Assignment: Repeat, please, only the lines from the top of the data down to the line with "9.94; N 3.77 |"; include both of those lines.

** Opening Dataset extract block **

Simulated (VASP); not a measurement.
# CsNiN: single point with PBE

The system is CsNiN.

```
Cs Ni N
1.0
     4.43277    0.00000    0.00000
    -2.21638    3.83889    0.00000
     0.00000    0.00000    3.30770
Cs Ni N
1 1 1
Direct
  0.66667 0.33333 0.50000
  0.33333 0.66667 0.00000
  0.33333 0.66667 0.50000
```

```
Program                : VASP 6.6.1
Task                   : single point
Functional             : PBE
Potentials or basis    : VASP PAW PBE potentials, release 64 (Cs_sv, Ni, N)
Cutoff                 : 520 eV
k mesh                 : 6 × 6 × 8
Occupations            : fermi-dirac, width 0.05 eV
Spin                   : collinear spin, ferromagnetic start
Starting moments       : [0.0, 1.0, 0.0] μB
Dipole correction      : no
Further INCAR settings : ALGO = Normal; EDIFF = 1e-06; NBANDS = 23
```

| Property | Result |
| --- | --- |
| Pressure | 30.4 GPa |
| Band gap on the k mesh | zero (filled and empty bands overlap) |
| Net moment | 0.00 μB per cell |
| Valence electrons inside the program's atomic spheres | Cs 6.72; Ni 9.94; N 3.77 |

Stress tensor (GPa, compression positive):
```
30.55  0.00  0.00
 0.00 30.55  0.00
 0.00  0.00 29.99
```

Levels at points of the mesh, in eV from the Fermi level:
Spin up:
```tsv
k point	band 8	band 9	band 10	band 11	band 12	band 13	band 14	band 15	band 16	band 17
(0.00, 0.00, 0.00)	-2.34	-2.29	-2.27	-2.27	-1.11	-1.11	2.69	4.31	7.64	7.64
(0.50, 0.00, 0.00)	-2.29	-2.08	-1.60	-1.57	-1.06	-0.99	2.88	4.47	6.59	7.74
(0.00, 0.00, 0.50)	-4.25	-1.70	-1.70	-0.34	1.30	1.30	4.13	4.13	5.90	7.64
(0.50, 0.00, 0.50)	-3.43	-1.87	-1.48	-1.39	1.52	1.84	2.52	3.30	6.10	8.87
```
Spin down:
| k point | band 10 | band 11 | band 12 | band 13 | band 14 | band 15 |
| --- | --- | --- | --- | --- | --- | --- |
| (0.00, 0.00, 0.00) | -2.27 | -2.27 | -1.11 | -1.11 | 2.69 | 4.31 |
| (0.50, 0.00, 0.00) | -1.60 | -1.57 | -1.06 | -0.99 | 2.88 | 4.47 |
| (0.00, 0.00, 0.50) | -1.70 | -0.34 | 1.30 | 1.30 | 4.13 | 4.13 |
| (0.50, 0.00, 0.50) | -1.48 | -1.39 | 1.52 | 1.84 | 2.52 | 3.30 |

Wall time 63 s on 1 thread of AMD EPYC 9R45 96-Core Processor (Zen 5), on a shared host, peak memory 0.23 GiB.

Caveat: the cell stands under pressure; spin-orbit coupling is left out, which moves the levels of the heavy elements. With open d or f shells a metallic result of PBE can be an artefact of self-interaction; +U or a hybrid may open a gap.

** Closing Dataset extract block **

Written solution:
Simulated (VASP); not a measurement.
# CsNiN: single point with PBE

The system is CsNiN.

```
Cs Ni N
1.0
     4.43277    0.00000    0.00000
    -2.21638    3.83889    0.00000
     0.00000    0.00000    3.30770
Cs Ni N
1 1 1
Direct
  0.66667 0.33333 0.50000
  0.33333 0.66667 0.00000
  0.33333 0.66667 0.50000
```

```
Program                : VASP 6.6.1
Task                   : single point
Functional             : PBE
Potentials or basis    : VASP PAW PBE potentials, release 64 (Cs_sv, Ni, N)
Cutoff                 : 520 eV
k mesh                 : 6 × 6 × 8
Occupations            : fermi-dirac, width 0.05 eV
Spin                   : collinear spin, ferromagnetic start
Starting moments       : [0.0, 1.0, 0.0] μB
Dipole correction      : no
Further INCAR settings : ALGO = Normal; EDIFF = 1e-06; NBANDS = 23
```

| Property | Result |
| --- | --- |
| Pressure | 30.4 GPa |
| Band gap on the k mesh | zero (filled and empty bands overlap) |
| Net moment | 0.00 μB per cell |
| Valence electrons inside the program's atomic spheres | Cs 6.72; Ni 9.94; N 3.77 |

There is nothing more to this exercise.